Entries provided:
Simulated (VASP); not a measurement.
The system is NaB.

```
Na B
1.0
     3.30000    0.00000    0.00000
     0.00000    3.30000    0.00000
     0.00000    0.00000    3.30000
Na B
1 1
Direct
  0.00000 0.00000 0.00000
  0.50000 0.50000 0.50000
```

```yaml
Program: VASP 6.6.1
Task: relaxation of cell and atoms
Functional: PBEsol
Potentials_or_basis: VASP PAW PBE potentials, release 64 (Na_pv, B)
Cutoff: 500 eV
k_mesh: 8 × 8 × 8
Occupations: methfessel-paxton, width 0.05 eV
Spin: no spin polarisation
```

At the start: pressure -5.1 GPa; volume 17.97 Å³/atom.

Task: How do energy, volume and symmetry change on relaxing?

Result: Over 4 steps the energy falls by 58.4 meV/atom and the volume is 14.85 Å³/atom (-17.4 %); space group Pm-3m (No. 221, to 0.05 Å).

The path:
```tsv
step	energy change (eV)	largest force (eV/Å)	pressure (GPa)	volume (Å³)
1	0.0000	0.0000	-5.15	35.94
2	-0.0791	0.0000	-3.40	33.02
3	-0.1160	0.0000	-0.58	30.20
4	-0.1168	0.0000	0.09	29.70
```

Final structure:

Work order:
Line by line, transcribe all of the records exactly.

Written reply:
Simulated (VASP); not a measurement.
The system is NaB.

```
Na B
1.0
     3.30000    0.00000    0.00000
     0.00000    3.30000    0.00000
     0.00000    0.00000    3.30000
Na B
1 1
Direct
  0.00000 0.00000 0.00000
  0.50000 0.50000 0.50000
```

```yaml
Program: VASP 6.6.1
Task: relaxation of cell and atoms
Functional: PBEsol
Potentials_or_basis: VASP PAW PBE potentials, release 64 (Na_pv, B)
Cutoff: 500 eV
k_mesh: 8 × 8 × 8
Occupations: methfessel-paxton, width 0.05 eV
Spin: no spin polarisation
```

At the start: pressure -5.1 GPa; volume 17.97 Å³/atom.

Task: How do energy, volume and symmetry change on relaxing?

Result: Over 4 steps the energy falls by 58.4 meV/atom and the volume is 14.85 Å³/atom (-17.4 %); space group Pm-3m (No. 221, to 0.05 Å).

The path:
```tsv
step	energy change (eV)	largest force (eV/Å)	pressure (GPa)	volume (Å³)
1	0.0000	0.0000	-5.15	35.94
2	-0.0791	0.0000	-3.40	33.02
3	-0.1160	0.0000	-0.58	30.20
4	-0.1168	0.0000	0.09	29.70
```

Final structure:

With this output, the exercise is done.